• _Exercise_
Copy out the entries below precisely; nothing is to be omitted.

• _Given information_
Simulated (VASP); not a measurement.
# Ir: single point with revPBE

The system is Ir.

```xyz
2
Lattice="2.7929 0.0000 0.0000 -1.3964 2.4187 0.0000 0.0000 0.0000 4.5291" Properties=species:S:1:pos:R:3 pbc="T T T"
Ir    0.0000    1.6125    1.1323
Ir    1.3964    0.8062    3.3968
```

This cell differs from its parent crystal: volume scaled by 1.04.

• _Task solution_
Simulated (VASP); not a measurement.
# Ir: single point with revPBE

The system is Ir.

```xyz
2
Lattice="2.7929 0.0000 0.0000 -1.3964 2.4187 0.0000 0.0000 0.0000 4.5291" Properties=species:S:1:pos:R:3 pbc="T T T"
Ir    0.0000    1.6125    1.1323
Ir    1.3964    0.8062    3.3968
```

This cell differs from its parent crystal: volume scaled by 1.04.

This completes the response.